#### Assignment
Return all the lines below, exactly as they read.

#### Source information
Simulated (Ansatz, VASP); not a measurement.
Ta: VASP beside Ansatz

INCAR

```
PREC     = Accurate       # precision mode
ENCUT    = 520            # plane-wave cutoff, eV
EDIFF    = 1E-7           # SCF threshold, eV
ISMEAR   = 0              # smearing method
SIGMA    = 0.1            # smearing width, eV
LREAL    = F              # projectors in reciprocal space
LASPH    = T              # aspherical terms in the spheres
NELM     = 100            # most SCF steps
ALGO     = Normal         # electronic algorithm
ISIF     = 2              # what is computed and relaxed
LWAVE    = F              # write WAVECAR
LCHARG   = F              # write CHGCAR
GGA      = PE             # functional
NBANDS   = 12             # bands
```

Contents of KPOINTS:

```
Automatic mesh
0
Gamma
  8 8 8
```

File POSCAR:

#### Written response
Simulated (Ansatz, VASP); not a measurement.
Ta: VASP beside Ansatz

INCAR

```
PREC     = Accurate       # precision mode
ENCUT    = 520            # plane-wave cutoff, eV
EDIFF    = 1E-7           # SCF threshold, eV
ISMEAR   = 0              # smearing method
SIGMA    = 0.1            # smearing width, eV
LREAL    = F              # projectors in reciprocal space
LASPH    = T              # aspherical terms in the spheres
NELM     = 100            # most SCF steps
ALGO     = Normal         # electronic algorithm
ISIF     = 2              # what is computed and relaxed
LWAVE    = F              # write WAVECAR
LCHARG   = F              # write CHGCAR
GGA      = PE             # functional
NBANDS   = 12             # bands
```

Contents of KPOINTS:

```
Automatic mesh
0
Gamma
  8 8 8
```

File POSCAR:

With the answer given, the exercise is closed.